» **Work item**: In the listing below, find the line with "0.9001 | 279 |" and the line with "0.8663 | 240 |". Repeat those two lines and all lines between them exactly.

» **Given entries**:
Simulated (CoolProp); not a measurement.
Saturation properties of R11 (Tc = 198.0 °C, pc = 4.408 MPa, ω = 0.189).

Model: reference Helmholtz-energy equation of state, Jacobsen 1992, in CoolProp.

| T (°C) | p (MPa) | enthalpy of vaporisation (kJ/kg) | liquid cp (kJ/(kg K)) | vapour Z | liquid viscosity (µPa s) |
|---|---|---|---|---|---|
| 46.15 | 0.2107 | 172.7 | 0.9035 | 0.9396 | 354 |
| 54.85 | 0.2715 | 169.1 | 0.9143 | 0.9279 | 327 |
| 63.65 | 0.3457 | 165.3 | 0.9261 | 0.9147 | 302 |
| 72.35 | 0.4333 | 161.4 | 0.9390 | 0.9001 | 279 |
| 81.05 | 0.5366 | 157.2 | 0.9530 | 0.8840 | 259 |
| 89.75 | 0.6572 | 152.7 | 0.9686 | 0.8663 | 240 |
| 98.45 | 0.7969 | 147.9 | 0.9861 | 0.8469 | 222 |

» **Exercise answer**:
| 72.35 | 0.4333 | 161.4 | 0.9390 | 0.9001 | 279 |
| 81.05 | 0.5366 | 157.2 | 0.9530 | 0.8840 | 259 |
| 89.75 | 0.6572 | 152.7 | 0.9686 | 0.8663 | 240 |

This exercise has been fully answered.